Up to and including the line that contains "Task: Estimate the missing entries.", repeat each line of the data exactly, starting from the first.

Segment Open

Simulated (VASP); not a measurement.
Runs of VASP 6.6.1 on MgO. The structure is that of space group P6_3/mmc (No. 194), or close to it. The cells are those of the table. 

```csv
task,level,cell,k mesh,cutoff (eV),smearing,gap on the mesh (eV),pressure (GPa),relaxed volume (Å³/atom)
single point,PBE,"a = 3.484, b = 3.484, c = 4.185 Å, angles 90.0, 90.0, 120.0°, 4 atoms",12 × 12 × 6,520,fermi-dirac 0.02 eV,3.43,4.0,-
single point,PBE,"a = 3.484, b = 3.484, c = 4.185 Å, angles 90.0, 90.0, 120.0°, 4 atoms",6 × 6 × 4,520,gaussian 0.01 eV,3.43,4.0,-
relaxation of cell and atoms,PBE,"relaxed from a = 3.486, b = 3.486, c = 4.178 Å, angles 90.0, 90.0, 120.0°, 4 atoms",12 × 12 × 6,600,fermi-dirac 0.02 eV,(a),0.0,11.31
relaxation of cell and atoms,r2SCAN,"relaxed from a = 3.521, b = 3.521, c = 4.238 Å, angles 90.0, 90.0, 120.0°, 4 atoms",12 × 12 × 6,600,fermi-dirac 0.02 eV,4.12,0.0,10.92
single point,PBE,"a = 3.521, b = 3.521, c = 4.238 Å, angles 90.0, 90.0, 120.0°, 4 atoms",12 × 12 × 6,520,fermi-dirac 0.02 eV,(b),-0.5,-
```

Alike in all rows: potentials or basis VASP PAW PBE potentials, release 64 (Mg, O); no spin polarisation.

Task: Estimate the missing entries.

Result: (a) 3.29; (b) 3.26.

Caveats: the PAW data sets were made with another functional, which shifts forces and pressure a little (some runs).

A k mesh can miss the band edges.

Segment Closed

Response area
Simulated (VASP); not a measurement.
Runs of VASP 6.6.1 on MgO. The structure is that of space group P6_3/mmc (No. 194), or close to it. The cells are those of the table. 

```csv
task,level,cell,k mesh,cutoff (eV),smearing,gap on the mesh (eV),pressure (GPa),relaxed volume (Å³/atom)
single point,PBE,"a = 3.484, b = 3.484, c = 4.185 Å, angles 90.0, 90.0, 120.0°, 4 atoms",12 × 12 × 6,520,fermi-dirac 0.02 eV,3.43,4.0,-
single point,PBE,"a = 3.484, b = 3.484, c = 4.185 Å, angles 90.0, 90.0, 120.0°, 4 atoms",6 × 6 × 4,520,gaussian 0.01 eV,3.43,4.0,-
relaxation of cell and atoms,PBE,"relaxed from a = 3.486, b = 3.486, c = 4.178 Å, angles 90.0, 90.0, 120.0°, 4 atoms",12 × 12 × 6,600,fermi-dirac 0.02 eV,(a),0.0,11.31
relaxation of cell and atoms,r2SCAN,"relaxed from a = 3.521, b = 3.521, c = 4.238 Å, angles 90.0, 90.0, 120.0°, 4 atoms",12 × 12 × 6,600,fermi-dirac 0.02 eV,4.12,0.0,10.92
single point,PBE,"a = 3.521, b = 3.521, c = 4.238 Å, angles 90.0, 90.0, 120.0°, 4 atoms",12 × 12 × 6,520,fermi-dirac 0.02 eV,(b),-0.5,-
```

Alike in all rows: potentials or basis VASP PAW PBE potentials, release 64 (Mg, O); no spin polarisation.

Task: Estimate the missing entries.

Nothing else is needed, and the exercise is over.